■ ■ ■ ■ ■

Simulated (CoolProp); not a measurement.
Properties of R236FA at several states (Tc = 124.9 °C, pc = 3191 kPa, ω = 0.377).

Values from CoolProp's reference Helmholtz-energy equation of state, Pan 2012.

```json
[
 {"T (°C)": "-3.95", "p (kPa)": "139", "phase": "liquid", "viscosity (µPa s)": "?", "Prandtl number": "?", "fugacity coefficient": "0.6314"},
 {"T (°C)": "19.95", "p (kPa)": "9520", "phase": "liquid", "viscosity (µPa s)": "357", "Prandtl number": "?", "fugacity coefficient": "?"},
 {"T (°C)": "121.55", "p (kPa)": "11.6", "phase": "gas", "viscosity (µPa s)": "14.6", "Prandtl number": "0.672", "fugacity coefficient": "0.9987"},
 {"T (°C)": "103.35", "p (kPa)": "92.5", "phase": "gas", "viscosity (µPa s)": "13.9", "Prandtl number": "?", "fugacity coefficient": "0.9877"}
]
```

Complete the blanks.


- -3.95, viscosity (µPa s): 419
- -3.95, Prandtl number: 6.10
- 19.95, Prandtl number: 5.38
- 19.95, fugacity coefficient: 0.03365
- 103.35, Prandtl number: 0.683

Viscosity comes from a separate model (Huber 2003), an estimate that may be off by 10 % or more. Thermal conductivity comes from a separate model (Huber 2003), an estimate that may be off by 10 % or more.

■ ■ ■ ■ ■

Return the entries above exactly as they were written.

Simulated (CoolProp); not a measurement.
Properties of R236FA at several states (Tc = 124.9 °C, pc = 3191 kPa, ω = 0.377).

Values from CoolProp's reference Helmholtz-energy equation of state, Pan 2012.

```json
[
 {"T (°C)": "-3.95", "p (kPa)": "139", "phase": "liquid", "viscosity (µPa s)": "?", "Prandtl number": "?", "fugacity coefficient": "0.6314"},
 {"T (°C)": "19.95", "p (kPa)": "9520", "phase": "liquid", "viscosity (µPa s)": "357", "Prandtl number": "?", "fugacity coefficient": "?"},
 {"T (°C)": "121.55", "p (kPa)": "11.6", "phase": "gas", "viscosity (µPa s)": "14.6", "Prandtl number": "0.672", "fugacity coefficient": "0.9987"},
 {"T (°C)": "103.35", "p (kPa)": "92.5", "phase": "gas", "viscosity (µPa s)": "13.9", "Prandtl number": "?", "fugacity coefficient": "0.9877"}
]
```

Complete the blanks.


- -3.95, viscosity (µPa s): 419
- -3.95, Prandtl number: 6.10
- 19.95, Prandtl number: 5.38
- 19.95, fugacity coefficient: 0.03365
- 103.35, Prandtl number: 0.683

Viscosity comes from a separate model (Huber 2003), an estimate that may be off by 10 % or more. Thermal conductivity comes from a separate model (Huber 2003), an estimate that may be off by 10 % or more.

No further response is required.